- _RAW DATA_:
══════════════════════════════

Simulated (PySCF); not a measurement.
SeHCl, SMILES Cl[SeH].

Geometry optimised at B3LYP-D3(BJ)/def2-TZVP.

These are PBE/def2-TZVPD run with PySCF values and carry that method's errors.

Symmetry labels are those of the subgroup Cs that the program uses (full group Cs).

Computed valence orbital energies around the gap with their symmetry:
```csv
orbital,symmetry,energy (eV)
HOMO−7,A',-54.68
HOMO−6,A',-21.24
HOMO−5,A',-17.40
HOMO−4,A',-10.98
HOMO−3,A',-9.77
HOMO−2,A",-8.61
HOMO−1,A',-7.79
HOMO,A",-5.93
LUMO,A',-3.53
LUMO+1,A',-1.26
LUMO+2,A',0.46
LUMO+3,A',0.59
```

══════════════════════════════

- _WORK REQUEST_:
Restate all of the entries exactly, please.

- _REPLY_:
Simulated (PySCF); not a measurement.
SeHCl, SMILES Cl[SeH].

Geometry optimised at B3LYP-D3(BJ)/def2-TZVP.

These are PBE/def2-TZVPD run with PySCF values and carry that method's errors.

Symmetry labels are those of the subgroup Cs that the program uses (full group Cs).

Computed valence orbital energies around the gap with their symmetry:
```csv
orbital,symmetry,energy (eV)
HOMO−7,A',-54.68
HOMO−6,A',-21.24
HOMO−5,A',-17.40
HOMO−4,A',-10.98
HOMO−3,A',-9.77
HOMO−2,A",-8.61
HOMO−1,A',-7.79
HOMO,A",-5.93
LUMO,A',-3.53
LUMO+1,A',-1.26
LUMO+2,A',0.46
LUMO+3,A',0.59
```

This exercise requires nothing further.